◇ ◇ ◇ ◇

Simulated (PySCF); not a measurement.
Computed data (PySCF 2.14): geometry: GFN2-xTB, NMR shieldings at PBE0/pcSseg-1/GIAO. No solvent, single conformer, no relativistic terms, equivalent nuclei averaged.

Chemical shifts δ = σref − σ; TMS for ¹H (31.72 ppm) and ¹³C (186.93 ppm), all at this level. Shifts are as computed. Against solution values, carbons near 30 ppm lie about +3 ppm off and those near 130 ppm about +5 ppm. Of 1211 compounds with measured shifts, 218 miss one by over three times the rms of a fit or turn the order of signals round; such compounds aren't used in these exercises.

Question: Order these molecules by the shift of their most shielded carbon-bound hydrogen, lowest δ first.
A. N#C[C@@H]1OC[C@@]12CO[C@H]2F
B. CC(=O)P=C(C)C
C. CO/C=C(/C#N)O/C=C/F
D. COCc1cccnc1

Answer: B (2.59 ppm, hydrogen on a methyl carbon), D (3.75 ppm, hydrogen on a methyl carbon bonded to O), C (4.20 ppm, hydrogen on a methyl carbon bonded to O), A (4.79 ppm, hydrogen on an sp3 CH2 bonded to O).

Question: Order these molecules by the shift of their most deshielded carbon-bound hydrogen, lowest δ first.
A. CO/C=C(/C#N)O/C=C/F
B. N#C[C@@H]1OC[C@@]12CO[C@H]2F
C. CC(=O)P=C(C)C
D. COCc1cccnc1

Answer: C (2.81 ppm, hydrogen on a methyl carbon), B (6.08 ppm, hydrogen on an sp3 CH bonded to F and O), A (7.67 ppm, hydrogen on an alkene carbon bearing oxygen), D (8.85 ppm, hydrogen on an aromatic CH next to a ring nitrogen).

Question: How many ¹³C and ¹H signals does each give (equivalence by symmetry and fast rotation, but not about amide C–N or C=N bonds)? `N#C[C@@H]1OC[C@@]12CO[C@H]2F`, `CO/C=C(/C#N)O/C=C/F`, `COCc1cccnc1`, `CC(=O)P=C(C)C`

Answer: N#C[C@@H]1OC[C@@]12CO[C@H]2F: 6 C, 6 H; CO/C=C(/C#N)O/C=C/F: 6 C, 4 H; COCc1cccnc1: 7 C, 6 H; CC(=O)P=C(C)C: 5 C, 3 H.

◇ ◇ ◇ ◇

Activity: Would you retype exactly the lines above, from the line with "B. N#C[C@@H]1OC[C@@]12CO[C@H]2F" to the line with "Question: How many", with both end lines kept and nothing more?

Written answer:
B. N#C[C@@H]1OC[C@@]12CO[C@H]2F
C. CC(=O)P=C(C)C
D. COCc1cccnc1

Answer: C (2.81 ppm, hydrogen on a methyl carbon), B (6.08 ppm, hydrogen on an sp3 CH bonded to F and O), A (7.67 ppm, hydrogen on an alkene carbon bearing oxygen), D (8.85 ppm, hydrogen on an aromatic CH next to a ring nitrogen).

Question: How many ¹³C and ¹H signals does each give (equivalence by symmetry and fast rotation, but not about amide C–N or C=N bonds)? `N#C[C@@H]1OC[C@@]12CO[C@H]2F`, `CO/C=C(/C#N)O/C=C/F`, `COCc1cccnc1`, `CC(=O)P=C(C)C`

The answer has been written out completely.